=== BRIEF ===
Copy exactly the lines of the records below, and only those lines, beginning with the line that contains "B. logarithmic knot step 0.27 → 0.2" and ending with the line that contains "-2.7 | +259 |".

=== DATA LISTING ===
___

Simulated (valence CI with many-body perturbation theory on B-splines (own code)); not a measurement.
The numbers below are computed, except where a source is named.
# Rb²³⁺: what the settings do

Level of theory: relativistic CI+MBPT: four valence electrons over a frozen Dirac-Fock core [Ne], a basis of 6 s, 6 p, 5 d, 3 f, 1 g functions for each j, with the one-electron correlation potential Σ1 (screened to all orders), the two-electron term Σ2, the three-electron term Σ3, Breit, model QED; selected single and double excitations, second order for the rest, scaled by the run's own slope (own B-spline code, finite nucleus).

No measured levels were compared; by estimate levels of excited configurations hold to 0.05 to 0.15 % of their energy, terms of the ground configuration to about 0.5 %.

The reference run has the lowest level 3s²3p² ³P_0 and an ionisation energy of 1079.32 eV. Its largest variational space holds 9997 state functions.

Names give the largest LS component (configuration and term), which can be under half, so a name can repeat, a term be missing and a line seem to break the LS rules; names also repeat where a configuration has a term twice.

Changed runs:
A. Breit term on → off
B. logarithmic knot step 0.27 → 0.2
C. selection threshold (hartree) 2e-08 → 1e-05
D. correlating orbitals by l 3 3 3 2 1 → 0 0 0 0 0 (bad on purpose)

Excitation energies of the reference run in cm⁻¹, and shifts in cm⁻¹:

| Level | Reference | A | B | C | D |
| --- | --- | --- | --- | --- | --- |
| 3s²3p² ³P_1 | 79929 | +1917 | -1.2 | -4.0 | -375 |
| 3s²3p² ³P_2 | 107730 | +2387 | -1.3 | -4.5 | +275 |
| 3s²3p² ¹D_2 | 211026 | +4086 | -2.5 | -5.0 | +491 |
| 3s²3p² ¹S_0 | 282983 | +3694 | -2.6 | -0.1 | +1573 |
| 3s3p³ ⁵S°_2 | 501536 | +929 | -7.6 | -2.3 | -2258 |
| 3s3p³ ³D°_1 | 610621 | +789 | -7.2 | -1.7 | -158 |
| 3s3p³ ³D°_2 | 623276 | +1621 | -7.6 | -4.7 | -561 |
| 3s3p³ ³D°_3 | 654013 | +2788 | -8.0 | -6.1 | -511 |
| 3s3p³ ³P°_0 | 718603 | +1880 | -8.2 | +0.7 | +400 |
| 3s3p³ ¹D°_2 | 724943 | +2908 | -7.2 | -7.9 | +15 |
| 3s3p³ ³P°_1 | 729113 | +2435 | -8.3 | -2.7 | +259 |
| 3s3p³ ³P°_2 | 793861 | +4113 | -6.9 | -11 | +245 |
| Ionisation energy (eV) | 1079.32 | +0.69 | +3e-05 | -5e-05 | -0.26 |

___

=== ANSWER SECTION ===
B. logarithmic knot step 0.27 → 0.2
C. selection threshold (hartree) 2e-08 → 1e-05
D. correlating orbitals by l 3 3 3 2 1 → 0 0 0 0 0 (bad on purpose)

Excitation energies of the reference run in cm⁻¹, and shifts in cm⁻¹:

| Level | Reference | A | B | C | D |
| --- | --- | --- | --- | --- | --- |
| 3s²3p² ³P_1 | 79929 | +1917 | -1.2 | -4.0 | -375 |
| 3s²3p² ³P_2 | 107730 | +2387 | -1.3 | -4.5 | +275 |
| 3s²3p² ¹D_2 | 211026 | +4086 | -2.5 | -5.0 | +491 |
| 3s²3p² ¹S_0 | 282983 | +3694 | -2.6 | -0.1 | +1573 |
| 3s3p³ ⁵S°_2 | 501536 | +929 | -7.6 | -2.3 | -2258 |
| 3s3p³ ³D°_1 | 610621 | +789 | -7.2 | -1.7 | -158 |
| 3s3p³ ³D°_2 | 623276 | +1621 | -7.6 | -4.7 | -561 |
| 3s3p³ ³D°_3 | 654013 | +2788 | -8.0 | -6.1 | -511 |
| 3s3p³ ³P°_0 | 718603 | +1880 | -8.2 | +0.7 | +400 |
| 3s3p³ ¹D°_2 | 724943 | +2908 | -7.2 | -7.9 | +15 |
| 3s3p³ ³P°_1 | 729113 | +2435 | -8.3 | -2.7 | +259 |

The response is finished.